### Work task
Could you print exactly the lines of the listing below, starting at the line that has "The structure is" and ending at the line that has "The cell comes", and only those lines?

Records supplied Block Start

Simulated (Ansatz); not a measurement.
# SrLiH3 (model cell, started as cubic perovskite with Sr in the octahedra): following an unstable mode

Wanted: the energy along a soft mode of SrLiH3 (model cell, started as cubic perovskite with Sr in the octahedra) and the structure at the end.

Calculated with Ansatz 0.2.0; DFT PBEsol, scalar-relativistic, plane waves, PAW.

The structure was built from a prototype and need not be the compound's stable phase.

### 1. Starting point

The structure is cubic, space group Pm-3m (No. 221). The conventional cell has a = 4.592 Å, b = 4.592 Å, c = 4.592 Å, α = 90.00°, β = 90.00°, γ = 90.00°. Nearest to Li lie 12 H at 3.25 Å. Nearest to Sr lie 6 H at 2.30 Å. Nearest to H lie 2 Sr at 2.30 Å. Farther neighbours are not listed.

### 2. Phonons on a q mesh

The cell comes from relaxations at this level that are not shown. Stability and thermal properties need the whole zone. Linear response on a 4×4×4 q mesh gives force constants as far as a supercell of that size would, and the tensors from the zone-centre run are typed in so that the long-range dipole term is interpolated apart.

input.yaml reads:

Records supplied Block End

### Response
The structure is cubic, space group Pm-3m (No. 221). The conventional cell has a = 4.592 Å, b = 4.592 Å, c = 4.592 Å, α = 90.00°, β = 90.00°, γ = 90.00°. Nearest to Li lie 12 H at 3.25 Å. Nearest to Sr lie 6 H at 2.30 Å. Nearest to H lie 2 Sr at 2.30 Å. Farther neighbours are not listed.

### 2. Phonons on a q mesh

The cell comes from relaxations at this level that are not shown. Stability and thermal properties need the whole zone. Linear response on a 4×4×4 q mesh gives force constants as far as a supercell of that size would, and the tensors from the zone-centre run are typed in so that the long-range dipole term is interpolated apart.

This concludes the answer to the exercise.